Study material:
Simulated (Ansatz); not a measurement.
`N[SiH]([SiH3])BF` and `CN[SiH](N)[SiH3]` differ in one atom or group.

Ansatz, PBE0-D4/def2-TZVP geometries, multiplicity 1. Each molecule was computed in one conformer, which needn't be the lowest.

Required action: Write the records out once more, word for word.

Answer section:
Simulated (Ansatz); not a measurement.
`N[SiH]([SiH3])BF` and `CN[SiH](N)[SiH3]` differ in one atom or group.

Ansatz, PBE0-D4/def2-TZVP geometries, multiplicity 1. Each molecule was computed in one conformer, which needn't be the lowest.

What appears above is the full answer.